:: Information given ::

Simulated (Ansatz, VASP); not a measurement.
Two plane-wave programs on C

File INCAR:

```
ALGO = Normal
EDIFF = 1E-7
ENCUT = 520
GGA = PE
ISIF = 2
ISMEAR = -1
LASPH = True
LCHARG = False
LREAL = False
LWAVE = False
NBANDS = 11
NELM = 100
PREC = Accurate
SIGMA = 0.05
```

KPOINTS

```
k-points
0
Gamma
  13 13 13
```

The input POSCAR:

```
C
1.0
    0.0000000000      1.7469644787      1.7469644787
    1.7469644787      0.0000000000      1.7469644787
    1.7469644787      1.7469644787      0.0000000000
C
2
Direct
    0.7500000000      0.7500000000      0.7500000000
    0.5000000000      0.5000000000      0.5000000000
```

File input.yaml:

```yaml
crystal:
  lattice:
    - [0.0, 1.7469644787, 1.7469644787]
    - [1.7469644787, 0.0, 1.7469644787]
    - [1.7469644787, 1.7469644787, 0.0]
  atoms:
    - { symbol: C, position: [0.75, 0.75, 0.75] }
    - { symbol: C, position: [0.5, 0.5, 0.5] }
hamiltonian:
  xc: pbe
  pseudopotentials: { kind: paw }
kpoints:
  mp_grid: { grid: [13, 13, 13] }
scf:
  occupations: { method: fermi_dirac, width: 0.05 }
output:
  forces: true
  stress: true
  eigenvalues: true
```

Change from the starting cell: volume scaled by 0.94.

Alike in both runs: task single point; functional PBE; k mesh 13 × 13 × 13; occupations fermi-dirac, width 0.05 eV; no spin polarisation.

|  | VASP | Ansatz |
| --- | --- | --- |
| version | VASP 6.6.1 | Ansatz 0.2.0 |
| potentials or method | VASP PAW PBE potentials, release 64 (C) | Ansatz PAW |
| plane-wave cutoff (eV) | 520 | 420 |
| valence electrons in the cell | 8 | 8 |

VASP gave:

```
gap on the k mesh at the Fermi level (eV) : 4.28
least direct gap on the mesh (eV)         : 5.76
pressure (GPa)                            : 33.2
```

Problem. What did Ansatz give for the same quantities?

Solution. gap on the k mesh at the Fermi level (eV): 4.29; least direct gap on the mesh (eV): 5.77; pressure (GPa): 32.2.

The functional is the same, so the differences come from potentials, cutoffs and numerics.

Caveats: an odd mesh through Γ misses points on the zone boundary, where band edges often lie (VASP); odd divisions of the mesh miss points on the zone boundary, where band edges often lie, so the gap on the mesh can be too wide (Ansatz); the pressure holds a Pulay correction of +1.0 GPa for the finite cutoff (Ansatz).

:::

Exercise: Print only the lines that run from the start of the listing to the line bearing "The functional is"; please keep the first line and that last one, exactly as they appear.

Worked solution:
Simulated (Ansatz, VASP); not a measurement.
Two plane-wave programs on C

File INCAR:

```
ALGO = Normal
EDIFF = 1E-7
ENCUT = 520
GGA = PE
ISIF = 2
ISMEAR = -1
LASPH = True
LCHARG = False
LREAL = False
LWAVE = False
NBANDS = 11
NELM = 100
PREC = Accurate
SIGMA = 0.05
```

KPOINTS

```
k-points
0
Gamma
  13 13 13
```

The input POSCAR:

```
C
1.0
    0.0000000000      1.7469644787      1.7469644787
    1.7469644787      0.0000000000      1.7469644787
    1.7469644787      1.7469644787      0.0000000000
C
2
Direct
    0.7500000000      0.7500000000      0.7500000000
    0.5000000000      0.5000000000      0.5000000000
```

File input.yaml:

```yaml
crystal:
  lattice:
    - [0.0, 1.7469644787, 1.7469644787]
    - [1.7469644787, 0.0, 1.7469644787]
    - [1.7469644787, 1.7469644787, 0.0]
  atoms:
    - { symbol: C, position: [0.75, 0.75, 0.75] }
    - { symbol: C, position: [0.5, 0.5, 0.5] }
hamiltonian:
  xc: pbe
  pseudopotentials: { kind: paw }
kpoints:
  mp_grid: { grid: [13, 13, 13] }
scf:
  occupations: { method: fermi_dirac, width: 0.05 }
output:
  forces: true
  stress: true
  eigenvalues: true
```

Change from the starting cell: volume scaled by 0.94.

Alike in both runs: task single point; functional PBE; k mesh 13 × 13 × 13; occupations fermi-dirac, width 0.05 eV; no spin polarisation.

|  | VASP | Ansatz |
| --- | --- | --- |
| version | VASP 6.6.1 | Ansatz 0.2.0 |
| potentials or method | VASP PAW PBE potentials, release 64 (C) | Ansatz PAW |
| plane-wave cutoff (eV) | 520 | 420 |
| valence electrons in the cell | 8 | 8 |

VASP gave:

```
gap on the k mesh at the Fermi level (eV) : 4.28
least direct gap on the mesh (eV)         : 5.76
pressure (GPa)                            : 33.2
```

Problem. What did Ansatz give for the same quantities?

Solution. gap on the k mesh at the Fermi level (eV): 4.29; least direct gap on the mesh (eV): 5.77; pressure (GPa): 32.2.

The functional is the same, so the differences come from potentials, cutoffs and numerics.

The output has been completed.